▸ Brief
Every word of every entry must be retyped exactly.

[[ The data open ]]

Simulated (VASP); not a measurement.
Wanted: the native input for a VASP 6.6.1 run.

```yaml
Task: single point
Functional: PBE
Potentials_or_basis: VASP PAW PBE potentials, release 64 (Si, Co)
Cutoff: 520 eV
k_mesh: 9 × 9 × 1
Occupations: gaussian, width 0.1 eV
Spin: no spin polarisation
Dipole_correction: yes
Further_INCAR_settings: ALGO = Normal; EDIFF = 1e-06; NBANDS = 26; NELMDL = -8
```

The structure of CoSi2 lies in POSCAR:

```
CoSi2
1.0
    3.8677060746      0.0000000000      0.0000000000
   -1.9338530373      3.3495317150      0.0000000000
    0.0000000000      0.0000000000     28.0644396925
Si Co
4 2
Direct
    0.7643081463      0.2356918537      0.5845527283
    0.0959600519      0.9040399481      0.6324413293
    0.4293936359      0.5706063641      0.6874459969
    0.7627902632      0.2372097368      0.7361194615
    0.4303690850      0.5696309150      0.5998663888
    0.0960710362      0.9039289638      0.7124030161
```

[[ The data closed ]]

▸ Problem solution
Simulated (VASP); not a measurement.
Wanted: the native input for a VASP 6.6.1 run.

```yaml
Task: single point
Functional: PBE
Potentials_or_basis: VASP PAW PBE potentials, release 64 (Si, Co)
Cutoff: 520 eV
k_mesh: 9 × 9 × 1
Occupations: gaussian, width 0.1 eV
Spin: no spin polarisation
Dipole_correction: yes
Further_INCAR_settings: ALGO = Normal; EDIFF = 1e-06; NBANDS = 26; NELMDL = -8
```

The structure of CoSi2 lies in POSCAR:

```
CoSi2
1.0
    3.8677060746      0.0000000000      0.0000000000
   -1.9338530373      3.3495317150      0.0000000000
    0.0000000000      0.0000000000     28.0644396925
Si Co
4 2
Direct
    0.7643081463      0.2356918537      0.5845527283
    0.0959600519      0.9040399481      0.6324413293
    0.4293936359      0.5706063641      0.6874459969
    0.7627902632      0.2372097368      0.7361194615
    0.4303690850      0.5696309150      0.5998663888
    0.0960710362      0.9039289638      0.7124030161
```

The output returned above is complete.